## INFORMATION GIVEN
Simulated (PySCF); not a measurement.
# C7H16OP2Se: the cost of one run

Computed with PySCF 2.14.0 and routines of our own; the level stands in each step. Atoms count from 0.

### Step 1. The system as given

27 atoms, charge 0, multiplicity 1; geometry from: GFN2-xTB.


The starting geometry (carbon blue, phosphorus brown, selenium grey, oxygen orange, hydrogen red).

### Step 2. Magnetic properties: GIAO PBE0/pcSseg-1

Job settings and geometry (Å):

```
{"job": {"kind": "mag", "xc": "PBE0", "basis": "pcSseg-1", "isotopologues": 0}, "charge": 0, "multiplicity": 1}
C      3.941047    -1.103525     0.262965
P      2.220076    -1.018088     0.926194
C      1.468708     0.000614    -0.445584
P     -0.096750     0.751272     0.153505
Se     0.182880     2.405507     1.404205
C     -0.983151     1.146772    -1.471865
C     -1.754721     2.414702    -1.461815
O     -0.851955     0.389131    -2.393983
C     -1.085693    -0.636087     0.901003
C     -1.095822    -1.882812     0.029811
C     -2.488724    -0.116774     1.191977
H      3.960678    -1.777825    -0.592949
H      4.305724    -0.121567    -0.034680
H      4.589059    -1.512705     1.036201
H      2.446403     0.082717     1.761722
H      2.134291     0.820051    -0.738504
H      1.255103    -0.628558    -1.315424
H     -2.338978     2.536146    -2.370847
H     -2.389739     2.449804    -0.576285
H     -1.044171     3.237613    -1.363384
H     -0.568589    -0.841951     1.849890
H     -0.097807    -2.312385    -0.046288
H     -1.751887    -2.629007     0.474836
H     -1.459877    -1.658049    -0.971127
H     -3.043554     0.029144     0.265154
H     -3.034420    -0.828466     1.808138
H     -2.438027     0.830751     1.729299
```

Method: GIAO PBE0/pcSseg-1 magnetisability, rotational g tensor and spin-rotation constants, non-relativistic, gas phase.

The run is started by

## EXERCISE
From the listing above, repeat exactly the lines starting at the line that includes "### Step 1. The system as given" and ending at the line that includes "Method: GIAO PBE0/pcSseg-1", with nothing outside that span.

## EXERCISE ANSWER
### Step 1. The system as given

27 atoms, charge 0, multiplicity 1; geometry from: GFN2-xTB.


The starting geometry (carbon blue, phosphorus brown, selenium grey, oxygen orange, hydrogen red).

### Step 2. Magnetic properties: GIAO PBE0/pcSseg-1

Job settings and geometry (Å):

```
{"job": {"kind": "mag", "xc": "PBE0", "basis": "pcSseg-1", "isotopologues": 0}, "charge": 0, "multiplicity": 1}
C      3.941047    -1.103525     0.262965
P      2.220076    -1.018088     0.926194
C      1.468708     0.000614    -0.445584
P     -0.096750     0.751272     0.153505
Se     0.182880     2.405507     1.404205
C     -0.983151     1.146772    -1.471865
C     -1.754721     2.414702    -1.461815
O     -0.851955     0.389131    -2.393983
C     -1.085693    -0.636087     0.901003
C     -1.095822    -1.882812     0.029811
C     -2.488724    -0.116774     1.191977
H      3.960678    -1.777825    -0.592949
H      4.305724    -0.121567    -0.034680
H      4.589059    -1.512705     1.036201
H      2.446403     0.082717     1.761722
H      2.134291     0.820051    -0.738504
H      1.255103    -0.628558    -1.315424
H     -2.338978     2.536146    -2.370847
H     -2.389739     2.449804    -0.576285
H     -1.044171     3.237613    -1.363384
H     -0.568589    -0.841951     1.849890
H     -0.097807    -2.312385    -0.046288
H     -1.751887    -2.629007     0.474836
H     -1.459877    -1.658049    -0.971127
H     -3.043554     0.029144     0.265154
H     -3.034420    -0.828466     1.808138
H     -2.438027     0.830751     1.729299
```

Method: GIAO PBE0/pcSseg-1 magnetisability, rotational g tensor and spin-rotation constants, non-relativistic, gas phase.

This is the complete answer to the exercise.